§ **WORK ITEM**:
Starting with the first line and ending with the line that holds "All values below", repeat the material exactly.

§ **DATA SECTION**:
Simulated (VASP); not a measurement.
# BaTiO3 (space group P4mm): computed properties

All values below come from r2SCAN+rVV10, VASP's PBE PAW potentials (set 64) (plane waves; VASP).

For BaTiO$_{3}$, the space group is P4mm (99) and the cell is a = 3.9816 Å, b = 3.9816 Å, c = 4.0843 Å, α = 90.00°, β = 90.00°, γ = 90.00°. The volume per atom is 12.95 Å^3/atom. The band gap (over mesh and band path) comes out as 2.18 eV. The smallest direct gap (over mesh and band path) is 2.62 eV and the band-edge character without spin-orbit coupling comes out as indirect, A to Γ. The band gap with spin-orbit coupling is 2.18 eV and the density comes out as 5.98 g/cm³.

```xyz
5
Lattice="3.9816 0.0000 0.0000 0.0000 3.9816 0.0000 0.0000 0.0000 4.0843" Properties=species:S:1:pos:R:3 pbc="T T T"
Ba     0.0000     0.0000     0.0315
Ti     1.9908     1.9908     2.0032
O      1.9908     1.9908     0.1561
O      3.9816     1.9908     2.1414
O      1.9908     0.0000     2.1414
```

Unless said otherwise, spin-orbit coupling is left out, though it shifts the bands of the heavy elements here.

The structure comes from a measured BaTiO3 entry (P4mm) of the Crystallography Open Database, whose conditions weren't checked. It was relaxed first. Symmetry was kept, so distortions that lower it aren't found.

§ **EXERCISE OUTPUT**:
Simulated (VASP); not a measurement.
# BaTiO3 (space group P4mm): computed properties

All values below come from r2SCAN+rVV10, VASP's PBE PAW potentials (set 64) (plane waves; VASP).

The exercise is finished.